## ASSIGNED TASK
Among the entries below, one stretch runs from the line that contains "A: 3 atoms a" through the line that contains "A is lower, by". Repeat that stretch exactly, ends included, and only that.

## GIVEN INFORMATION

◇ ◇ ◇ ◇ ◇ ◇ ◇

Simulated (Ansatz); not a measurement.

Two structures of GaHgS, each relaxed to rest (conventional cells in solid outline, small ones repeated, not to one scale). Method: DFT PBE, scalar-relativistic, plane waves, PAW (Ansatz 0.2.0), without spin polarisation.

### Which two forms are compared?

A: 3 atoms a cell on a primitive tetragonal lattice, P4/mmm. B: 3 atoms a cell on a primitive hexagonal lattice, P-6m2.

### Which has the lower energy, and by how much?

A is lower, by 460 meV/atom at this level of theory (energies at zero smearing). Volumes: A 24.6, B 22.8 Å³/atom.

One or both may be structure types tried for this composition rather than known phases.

◇ ◇ ◇ ◇ ◇ ◇ ◇

## EXERCISE RESULT
A: 3 atoms a cell on a primitive tetragonal lattice, P4/mmm. B: 3 atoms a cell on a primitive hexagonal lattice, P-6m2.

### Which has the lower energy, and by how much?

A is lower, by 460 meV/atom at this level of theory (energies at zero smearing). Volumes: A 24.6, B 22.8 Å³/atom.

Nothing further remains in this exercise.